### Work task
Copy every record that appears below, exactly as it stands.

### Recorded information
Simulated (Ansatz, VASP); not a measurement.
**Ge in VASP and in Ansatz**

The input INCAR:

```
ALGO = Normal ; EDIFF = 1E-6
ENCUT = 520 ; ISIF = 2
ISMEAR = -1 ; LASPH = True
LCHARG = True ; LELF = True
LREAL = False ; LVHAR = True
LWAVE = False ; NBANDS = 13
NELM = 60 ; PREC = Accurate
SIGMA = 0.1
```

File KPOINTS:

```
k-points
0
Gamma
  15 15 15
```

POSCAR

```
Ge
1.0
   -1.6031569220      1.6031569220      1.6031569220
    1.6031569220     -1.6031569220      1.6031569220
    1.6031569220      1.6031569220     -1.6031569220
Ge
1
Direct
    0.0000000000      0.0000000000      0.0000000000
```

### Task result
Simulated (Ansatz, VASP); not a measurement.
**Ge in VASP and in Ansatz**

The input INCAR:

```
ALGO = Normal ; EDIFF = 1E-6
ENCUT = 520 ; ISIF = 2
ISMEAR = -1 ; LASPH = True
LCHARG = True ; LELF = True
LREAL = False ; LVHAR = True
LWAVE = False ; NBANDS = 13
NELM = 60 ; PREC = Accurate
SIGMA = 0.1
```

File KPOINTS:

```
k-points
0
Gamma
  15 15 15
```

POSCAR

```
Ge
1.0
   -1.6031569220      1.6031569220      1.6031569220
    1.6031569220     -1.6031569220      1.6031569220
    1.6031569220      1.6031569220     -1.6031569220
Ge
1
Direct
    0.0000000000      0.0000000000      0.0000000000
```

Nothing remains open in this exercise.